● **DATA FOR REVIEW**
-- Opening Marker --
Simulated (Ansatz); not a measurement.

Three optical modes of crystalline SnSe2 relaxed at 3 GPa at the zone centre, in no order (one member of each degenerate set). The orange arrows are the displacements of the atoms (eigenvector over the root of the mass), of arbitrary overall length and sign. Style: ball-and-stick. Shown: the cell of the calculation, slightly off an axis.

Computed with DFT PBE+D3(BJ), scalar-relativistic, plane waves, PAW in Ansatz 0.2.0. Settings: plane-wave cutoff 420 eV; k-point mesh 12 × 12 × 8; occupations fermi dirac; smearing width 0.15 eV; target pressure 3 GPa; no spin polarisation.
-- Closing Marker --

● **ASSIGNMENT**
Provide an exact transcription of every entry above.

● **TASK SOLUTION**
Simulated (Ansatz); not a measurement.

Three optical modes of crystalline SnSe2 relaxed at 3 GPa at the zone centre, in no order (one member of each degenerate set). The orange arrows are the displacements of the atoms (eigenvector over the root of the mass), of arbitrary overall length and sign. Style: ball-and-stick. Shown: the cell of the calculation, slightly off an axis.

Computed with DFT PBE+D3(BJ), scalar-relativistic, plane waves, PAW in Ansatz 0.2.0. Settings: plane-wave cutoff 420 eV; k-point mesh 12 × 12 × 8; occupations fermi dirac; smearing width 0.15 eV; target pressure 3 GPa; no spin polarisation.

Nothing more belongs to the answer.